## TASK ITEM
Each line of the listing below must be set down exactly.

## RECORDED INFORMATION
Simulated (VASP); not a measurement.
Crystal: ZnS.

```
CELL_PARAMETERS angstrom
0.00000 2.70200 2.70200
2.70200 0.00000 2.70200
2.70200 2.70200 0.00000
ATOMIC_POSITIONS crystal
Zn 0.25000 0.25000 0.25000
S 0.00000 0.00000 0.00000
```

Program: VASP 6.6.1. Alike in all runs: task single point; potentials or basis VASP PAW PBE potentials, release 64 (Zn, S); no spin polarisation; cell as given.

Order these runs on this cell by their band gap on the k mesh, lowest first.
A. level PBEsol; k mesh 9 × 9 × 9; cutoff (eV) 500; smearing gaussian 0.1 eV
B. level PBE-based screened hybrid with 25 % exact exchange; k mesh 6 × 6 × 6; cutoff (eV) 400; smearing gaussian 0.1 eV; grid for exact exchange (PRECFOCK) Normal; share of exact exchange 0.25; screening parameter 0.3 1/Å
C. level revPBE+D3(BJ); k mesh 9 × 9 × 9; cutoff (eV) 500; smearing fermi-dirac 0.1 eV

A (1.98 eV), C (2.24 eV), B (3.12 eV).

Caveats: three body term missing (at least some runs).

## YOUR SOLUTION
Simulated (VASP); not a measurement.
Crystal: ZnS.

```
CELL_PARAMETERS angstrom
0.00000 2.70200 2.70200
2.70200 0.00000 2.70200
2.70200 2.70200 0.00000
ATOMIC_POSITIONS crystal
Zn 0.25000 0.25000 0.25000
S 0.00000 0.00000 0.00000
```

Program: VASP 6.6.1. Alike in all runs: task single point; potentials or basis VASP PAW PBE potentials, release 64 (Zn, S); no spin polarisation; cell as given.

Order these runs on this cell by their band gap on the k mesh, lowest first.
A. level PBEsol; k mesh 9 × 9 × 9; cutoff (eV) 500; smearing gaussian 0.1 eV
B. level PBE-based screened hybrid with 25 % exact exchange; k mesh 6 × 6 × 6; cutoff (eV) 400; smearing gaussian 0.1 eV; grid for exact exchange (PRECFOCK) Normal; share of exact exchange 0.25; screening parameter 0.3 1/Å
C. level revPBE+D3(BJ); k mesh 9 × 9 × 9; cutoff (eV) 500; smearing fermi-dirac 0.1 eV

A (1.98 eV), C (2.24 eV), B (3.12 eV).

Caveats: three body term missing (at least some runs).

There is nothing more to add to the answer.